WORK REQUEST |
From the very first line down to the line containing "size and content.", write out the material exactly as it appears, and no more.

ENTRIES PROVIDED |
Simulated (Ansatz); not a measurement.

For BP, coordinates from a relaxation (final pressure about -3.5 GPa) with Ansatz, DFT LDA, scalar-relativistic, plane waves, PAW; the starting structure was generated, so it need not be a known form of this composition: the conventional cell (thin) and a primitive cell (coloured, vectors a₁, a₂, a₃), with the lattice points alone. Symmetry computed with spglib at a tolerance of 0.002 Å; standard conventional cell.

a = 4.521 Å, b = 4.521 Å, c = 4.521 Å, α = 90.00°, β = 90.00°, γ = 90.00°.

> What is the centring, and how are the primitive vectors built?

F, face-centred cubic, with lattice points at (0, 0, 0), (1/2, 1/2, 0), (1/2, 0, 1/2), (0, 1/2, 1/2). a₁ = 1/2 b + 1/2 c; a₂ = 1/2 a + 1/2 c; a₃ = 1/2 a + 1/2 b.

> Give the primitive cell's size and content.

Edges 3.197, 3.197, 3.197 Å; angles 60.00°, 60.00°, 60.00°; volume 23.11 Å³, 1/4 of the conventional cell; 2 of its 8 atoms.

WRITTEN ANSWER |
Simulated (Ansatz); not a measurement.

For BP, coordinates from a relaxation (final pressure about -3.5 GPa) with Ansatz, DFT LDA, scalar-relativistic, plane waves, PAW; the starting structure was generated, so it need not be a known form of this composition: the conventional cell (thin) and a primitive cell (coloured, vectors a₁, a₂, a₃), with the lattice points alone. Symmetry computed with spglib at a tolerance of 0.002 Å; standard conventional cell.

a = 4.521 Å, b = 4.521 Å, c = 4.521 Å, α = 90.00°, β = 90.00°, γ = 90.00°.

> What is the centring, and how are the primitive vectors built?

F, face-centred cubic, with lattice points at (0, 0, 0), (1/2, 1/2, 0), (1/2, 0, 1/2), (0, 1/2, 1/2). a₁ = 1/2 b + 1/2 c; a₂ = 1/2 a + 1/2 c; a₃ = 1/2 a + 1/2 b.

> Give the primitive cell's size and content.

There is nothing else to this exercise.